Brief -
The reply should consist of the full listing, written out exactly.

Data extracts -
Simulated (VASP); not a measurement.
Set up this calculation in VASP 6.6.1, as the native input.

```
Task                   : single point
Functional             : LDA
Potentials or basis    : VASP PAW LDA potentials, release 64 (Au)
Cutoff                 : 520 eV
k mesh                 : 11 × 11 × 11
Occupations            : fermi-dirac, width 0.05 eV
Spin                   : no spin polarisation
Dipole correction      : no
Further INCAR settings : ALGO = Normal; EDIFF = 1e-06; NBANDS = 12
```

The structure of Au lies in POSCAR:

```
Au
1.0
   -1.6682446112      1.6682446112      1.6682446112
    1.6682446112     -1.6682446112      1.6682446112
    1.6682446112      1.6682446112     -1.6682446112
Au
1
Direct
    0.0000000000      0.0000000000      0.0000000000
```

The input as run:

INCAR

Task response -
Simulated (VASP); not a measurement.
Set up this calculation in VASP 6.6.1, as the native input.

```
Task                   : single point
Functional             : LDA
Potentials or basis    : VASP PAW LDA potentials, release 64 (Au)
Cutoff                 : 520 eV
k mesh                 : 11 × 11 × 11
Occupations            : fermi-dirac, width 0.05 eV
Spin                   : no spin polarisation
Dipole correction      : no
Further INCAR settings : ALGO = Normal; EDIFF = 1e-06; NBANDS = 12
```

The structure of Au lies in POSCAR:

```
Au
1.0
   -1.6682446112      1.6682446112      1.6682446112
    1.6682446112     -1.6682446112      1.6682446112
    1.6682446112      1.6682446112     -1.6682446112
Au
1
Direct
    0.0000000000      0.0000000000      0.0000000000
```

The input as run:

INCAR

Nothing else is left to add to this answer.